- _Exercise_
Reproduce the material that follows, please, but only from its first line to the line containing "symmetry number 2.", inclusive.

- _Extracted data_
——

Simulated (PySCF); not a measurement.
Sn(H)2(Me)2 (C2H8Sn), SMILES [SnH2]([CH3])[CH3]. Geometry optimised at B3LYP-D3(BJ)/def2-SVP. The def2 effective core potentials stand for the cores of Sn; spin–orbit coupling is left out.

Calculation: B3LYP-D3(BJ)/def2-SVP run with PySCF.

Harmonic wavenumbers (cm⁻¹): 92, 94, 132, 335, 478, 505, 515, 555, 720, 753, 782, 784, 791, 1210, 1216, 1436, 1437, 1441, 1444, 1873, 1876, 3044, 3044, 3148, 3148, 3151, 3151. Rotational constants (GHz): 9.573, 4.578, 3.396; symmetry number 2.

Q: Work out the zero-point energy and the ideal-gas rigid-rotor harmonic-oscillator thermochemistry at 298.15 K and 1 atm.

——

- _Exercise answer_
Simulated (PySCF); not a measurement.
Sn(H)2(Me)2 (C2H8Sn), SMILES [SnH2]([CH3])[CH3]. Geometry optimised at B3LYP-D3(BJ)/def2-SVP. The def2 effective core potentials stand for the cores of Sn; spin–orbit coupling is left out.

Calculation: B3LYP-D3(BJ)/def2-SVP run with PySCF.

Harmonic wavenumbers (cm⁻¹): 92, 94, 132, 335, 478, 505, 515, 555, 720, 753, 782, 784, 791, 1210, 1216, 1436, 1437, 1441, 1444, 1873, 1876, 3044, 3044, 3148, 3148, 3151, 3151. Rotational constants (GHz): 9.573, 4.578, 3.396; symmetry number 2.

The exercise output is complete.